* The data *
※
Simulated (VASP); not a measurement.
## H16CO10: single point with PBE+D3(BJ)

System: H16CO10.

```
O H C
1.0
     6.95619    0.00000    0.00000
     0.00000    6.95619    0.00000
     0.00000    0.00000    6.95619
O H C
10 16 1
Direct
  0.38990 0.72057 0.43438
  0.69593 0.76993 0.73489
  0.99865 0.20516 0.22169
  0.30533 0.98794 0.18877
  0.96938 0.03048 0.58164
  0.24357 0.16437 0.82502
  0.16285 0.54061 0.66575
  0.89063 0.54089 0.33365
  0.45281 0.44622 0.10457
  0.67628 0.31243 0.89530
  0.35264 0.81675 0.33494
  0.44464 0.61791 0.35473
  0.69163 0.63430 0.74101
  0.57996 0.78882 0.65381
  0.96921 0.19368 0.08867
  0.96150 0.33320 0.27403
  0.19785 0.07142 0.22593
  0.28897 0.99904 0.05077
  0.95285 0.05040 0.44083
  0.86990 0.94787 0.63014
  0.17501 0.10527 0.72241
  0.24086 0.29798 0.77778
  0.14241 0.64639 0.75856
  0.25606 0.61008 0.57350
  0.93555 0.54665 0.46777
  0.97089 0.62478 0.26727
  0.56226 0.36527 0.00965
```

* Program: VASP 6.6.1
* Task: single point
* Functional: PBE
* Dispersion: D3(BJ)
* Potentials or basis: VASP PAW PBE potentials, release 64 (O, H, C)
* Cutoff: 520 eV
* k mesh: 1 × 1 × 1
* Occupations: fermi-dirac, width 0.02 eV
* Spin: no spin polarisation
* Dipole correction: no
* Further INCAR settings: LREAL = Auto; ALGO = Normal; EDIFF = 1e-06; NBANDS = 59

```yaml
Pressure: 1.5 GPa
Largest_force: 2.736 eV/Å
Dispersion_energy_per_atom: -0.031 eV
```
※

* Work item *
Please transcribe the records exactly from their first line through the line holding "Dipole correction: no", and leave out all others.

* Response area *
Simulated (VASP); not a measurement.
## H16CO10: single point with PBE+D3(BJ)

System: H16CO10.

```
O H C
1.0
     6.95619    0.00000    0.00000
     0.00000    6.95619    0.00000
     0.00000    0.00000    6.95619
O H C
10 16 1
Direct
  0.38990 0.72057 0.43438
  0.69593 0.76993 0.73489
  0.99865 0.20516 0.22169
  0.30533 0.98794 0.18877
  0.96938 0.03048 0.58164
  0.24357 0.16437 0.82502
  0.16285 0.54061 0.66575
  0.89063 0.54089 0.33365
  0.45281 0.44622 0.10457
  0.67628 0.31243 0.89530
  0.35264 0.81675 0.33494
  0.44464 0.61791 0.35473
  0.69163 0.63430 0.74101
  0.57996 0.78882 0.65381
  0.96921 0.19368 0.08867
  0.96150 0.33320 0.27403
  0.19785 0.07142 0.22593
  0.28897 0.99904 0.05077
  0.95285 0.05040 0.44083
  0.86990 0.94787 0.63014
  0.17501 0.10527 0.72241
  0.24086 0.29798 0.77778
  0.14241 0.64639 0.75856
  0.25606 0.61008 0.57350
  0.93555 0.54665 0.46777
  0.97089 0.62478 0.26727
  0.56226 0.36527 0.00965
```

* Program: VASP 6.6.1
* Task: single point
* Functional: PBE
* Dispersion: D3(BJ)
* Potentials or basis: VASP PAW PBE potentials, release 64 (O, H, C)
* Cutoff: 520 eV
* k mesh: 1 × 1 × 1
* Occupations: fermi-dirac, width 0.02 eV
* Spin: no spin polarisation
* Dipole correction: no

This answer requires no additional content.